**WORK ITEM:** Reproduce the records exactly through the line with "isomers of C4H7N3**".

_ _ _
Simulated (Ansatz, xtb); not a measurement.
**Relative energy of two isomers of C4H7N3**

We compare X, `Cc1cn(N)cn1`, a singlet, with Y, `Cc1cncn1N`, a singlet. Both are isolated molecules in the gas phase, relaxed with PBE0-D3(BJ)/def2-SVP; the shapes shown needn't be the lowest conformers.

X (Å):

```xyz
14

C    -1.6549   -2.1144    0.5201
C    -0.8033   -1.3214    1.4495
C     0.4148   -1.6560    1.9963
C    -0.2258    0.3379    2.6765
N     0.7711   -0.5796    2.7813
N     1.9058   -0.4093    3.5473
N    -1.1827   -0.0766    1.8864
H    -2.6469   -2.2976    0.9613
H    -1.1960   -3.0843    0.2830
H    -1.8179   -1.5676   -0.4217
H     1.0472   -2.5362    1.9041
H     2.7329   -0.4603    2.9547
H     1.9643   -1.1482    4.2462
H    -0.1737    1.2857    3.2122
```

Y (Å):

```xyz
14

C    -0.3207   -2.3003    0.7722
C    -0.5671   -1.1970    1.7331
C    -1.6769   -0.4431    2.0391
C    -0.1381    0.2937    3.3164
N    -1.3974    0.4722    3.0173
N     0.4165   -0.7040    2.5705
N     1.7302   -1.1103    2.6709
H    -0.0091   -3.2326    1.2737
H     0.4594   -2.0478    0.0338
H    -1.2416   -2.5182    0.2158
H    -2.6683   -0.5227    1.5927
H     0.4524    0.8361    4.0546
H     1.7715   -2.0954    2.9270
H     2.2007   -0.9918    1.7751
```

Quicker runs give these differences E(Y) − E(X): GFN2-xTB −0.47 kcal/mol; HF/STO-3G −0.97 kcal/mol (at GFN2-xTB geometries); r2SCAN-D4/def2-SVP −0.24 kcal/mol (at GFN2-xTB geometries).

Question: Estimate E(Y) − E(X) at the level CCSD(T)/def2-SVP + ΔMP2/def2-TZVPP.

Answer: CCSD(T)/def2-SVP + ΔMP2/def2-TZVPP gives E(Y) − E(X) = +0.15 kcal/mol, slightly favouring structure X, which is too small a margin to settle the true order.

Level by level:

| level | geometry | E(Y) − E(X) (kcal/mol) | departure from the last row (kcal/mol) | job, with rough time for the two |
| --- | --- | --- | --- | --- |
_ _ _

**WRITTEN REPLY:**
Simulated (Ansatz, xtb); not a measurement.
**Relative energy of two isomers of C4H7N3**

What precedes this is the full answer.